**Action item**
Look in the material below for the line with "Energies from PySCF, thermal" and the line with "- LDA/def2-TZVP†, ΔH°(298 K), kJ: 337", then set down exactly those two lines and all lines between, nothing more.

----------------------------------------
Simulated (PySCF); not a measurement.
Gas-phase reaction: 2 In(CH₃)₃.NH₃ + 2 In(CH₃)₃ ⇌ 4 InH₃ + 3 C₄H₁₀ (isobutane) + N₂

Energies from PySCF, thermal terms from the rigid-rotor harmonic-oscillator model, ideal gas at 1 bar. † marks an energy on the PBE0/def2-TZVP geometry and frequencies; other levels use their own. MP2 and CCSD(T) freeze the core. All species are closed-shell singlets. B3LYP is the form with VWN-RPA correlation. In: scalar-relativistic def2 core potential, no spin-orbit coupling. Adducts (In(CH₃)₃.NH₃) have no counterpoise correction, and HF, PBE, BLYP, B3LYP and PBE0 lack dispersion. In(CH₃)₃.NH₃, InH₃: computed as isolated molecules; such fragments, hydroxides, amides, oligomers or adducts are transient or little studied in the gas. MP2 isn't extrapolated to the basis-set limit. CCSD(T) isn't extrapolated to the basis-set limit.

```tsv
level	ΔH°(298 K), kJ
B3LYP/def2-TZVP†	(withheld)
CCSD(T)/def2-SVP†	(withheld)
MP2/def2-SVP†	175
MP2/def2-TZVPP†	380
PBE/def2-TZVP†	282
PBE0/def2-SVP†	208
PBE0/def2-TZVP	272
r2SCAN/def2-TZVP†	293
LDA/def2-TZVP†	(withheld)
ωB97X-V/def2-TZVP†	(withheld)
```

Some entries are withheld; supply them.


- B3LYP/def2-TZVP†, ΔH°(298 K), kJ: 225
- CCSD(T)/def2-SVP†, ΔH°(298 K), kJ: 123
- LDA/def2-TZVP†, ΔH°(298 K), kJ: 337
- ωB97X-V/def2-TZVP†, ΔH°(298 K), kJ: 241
----------------------------------------

**Solution**
Energies from PySCF, thermal terms from the rigid-rotor harmonic-oscillator model, ideal gas at 1 bar. † marks an energy on the PBE0/def2-TZVP geometry and frequencies; other levels use their own. MP2 and CCSD(T) freeze the core. All species are closed-shell singlets. B3LYP is the form with VWN-RPA correlation. In: scalar-relativistic def2 core potential, no spin-orbit coupling. Adducts (In(CH₃)₃.NH₃) have no counterpoise correction, and HF, PBE, BLYP, B3LYP and PBE0 lack dispersion. In(CH₃)₃.NH₃, InH₃: computed as isolated molecules; such fragments, hydroxides, amides, oligomers or adducts are transient or little studied in the gas. MP2 isn't extrapolated to the basis-set limit. CCSD(T) isn't extrapolated to the basis-set limit.

```tsv
level	ΔH°(298 K), kJ
B3LYP/def2-TZVP†	(withheld)
CCSD(T)/def2-SVP†	(withheld)
MP2/def2-SVP†	175
MP2/def2-TZVPP†	380
PBE/def2-TZVP†	282
PBE0/def2-SVP†	208
PBE0/def2-TZVP	272
r2SCAN/def2-TZVP†	293
LDA/def2-TZVP†	(withheld)
ωB97X-V/def2-TZVP†	(withheld)
```

Some entries are withheld; supply them.


- B3LYP/def2-TZVP†, ΔH°(298 K), kJ: 225
- CCSD(T)/def2-SVP†, ΔH°(298 K), kJ: 123
- LDA/def2-TZVP†, ΔH°(298 K), kJ: 337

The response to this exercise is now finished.